● **Work instruction**
Using the data below, output the first line and every line after it up to and including the line containing "List the wavenumbers.", exactly as written and with nothing added.

● **Dataset content**
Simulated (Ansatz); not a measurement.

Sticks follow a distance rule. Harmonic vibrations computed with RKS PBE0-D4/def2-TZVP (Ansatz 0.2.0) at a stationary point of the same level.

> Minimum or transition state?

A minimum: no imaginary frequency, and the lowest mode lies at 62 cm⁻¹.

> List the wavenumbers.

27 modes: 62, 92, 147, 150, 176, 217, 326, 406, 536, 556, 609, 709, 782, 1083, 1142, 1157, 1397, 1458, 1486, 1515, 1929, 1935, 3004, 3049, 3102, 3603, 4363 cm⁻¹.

● **Answer section**
Simulated (Ansatz); not a measurement.

Sticks follow a distance rule. Harmonic vibrations computed with RKS PBE0-D4/def2-TZVP (Ansatz 0.2.0) at a stationary point of the same level.

> Minimum or transition state?

A minimum: no imaginary frequency, and the lowest mode lies at 62 cm⁻¹.

> List the wavenumbers.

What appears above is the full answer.